=-=-=

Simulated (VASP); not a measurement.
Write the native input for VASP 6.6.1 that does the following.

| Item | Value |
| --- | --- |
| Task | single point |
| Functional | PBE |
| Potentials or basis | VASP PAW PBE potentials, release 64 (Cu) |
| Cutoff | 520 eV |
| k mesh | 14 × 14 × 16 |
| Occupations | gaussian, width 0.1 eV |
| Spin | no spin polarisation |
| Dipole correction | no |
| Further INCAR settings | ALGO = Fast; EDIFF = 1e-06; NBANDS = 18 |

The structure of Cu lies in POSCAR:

=-=-=

Every line from above should appear again in the answer, exactly as written.

Simulated (VASP); not a measurement.
Write the native input for VASP 6.6.1 that does the following.

| Item | Value |
| --- | --- |
| Task | single point |
| Functional | PBE |
| Potentials or basis | VASP PAW PBE potentials, release 64 (Cu) |
| Cutoff | 520 eV |
| k mesh | 14 × 14 × 16 |
| Occupations | gaussian, width 0.1 eV |
| Spin | no spin polarisation |
| Dipole correction | no |
| Further INCAR settings | ALGO = Fast; EDIFF = 1e-06; NBANDS = 18 |

The structure of Cu lies in POSCAR:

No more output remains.